*BRIEF*.
For the entries below, repeat exactly each line starting with the one that contains "Task: Estimate the pressure." and going on through the one that contains "Result: -2.2 GPa.", and no others.

*DATASET*.
+++

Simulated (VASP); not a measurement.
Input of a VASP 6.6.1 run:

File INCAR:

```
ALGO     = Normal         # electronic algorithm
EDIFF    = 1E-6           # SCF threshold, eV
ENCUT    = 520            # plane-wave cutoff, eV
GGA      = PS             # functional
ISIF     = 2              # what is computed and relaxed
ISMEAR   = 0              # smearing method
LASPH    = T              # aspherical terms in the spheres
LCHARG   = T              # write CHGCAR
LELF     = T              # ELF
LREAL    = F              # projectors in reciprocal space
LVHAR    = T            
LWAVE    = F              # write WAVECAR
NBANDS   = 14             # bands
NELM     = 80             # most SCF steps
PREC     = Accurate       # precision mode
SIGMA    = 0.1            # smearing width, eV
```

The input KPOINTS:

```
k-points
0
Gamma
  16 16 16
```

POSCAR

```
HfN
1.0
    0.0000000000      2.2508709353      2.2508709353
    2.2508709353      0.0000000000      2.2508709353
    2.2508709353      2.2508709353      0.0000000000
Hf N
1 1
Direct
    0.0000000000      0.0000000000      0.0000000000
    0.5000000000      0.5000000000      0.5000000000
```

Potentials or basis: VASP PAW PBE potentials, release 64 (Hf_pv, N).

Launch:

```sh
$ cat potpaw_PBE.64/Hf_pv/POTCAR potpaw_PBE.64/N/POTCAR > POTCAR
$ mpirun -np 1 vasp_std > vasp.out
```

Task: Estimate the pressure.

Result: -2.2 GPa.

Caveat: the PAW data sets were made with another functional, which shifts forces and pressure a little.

+++

*ANSWER BOX*.
Task: Estimate the pressure.

Result: -2.2 GPa.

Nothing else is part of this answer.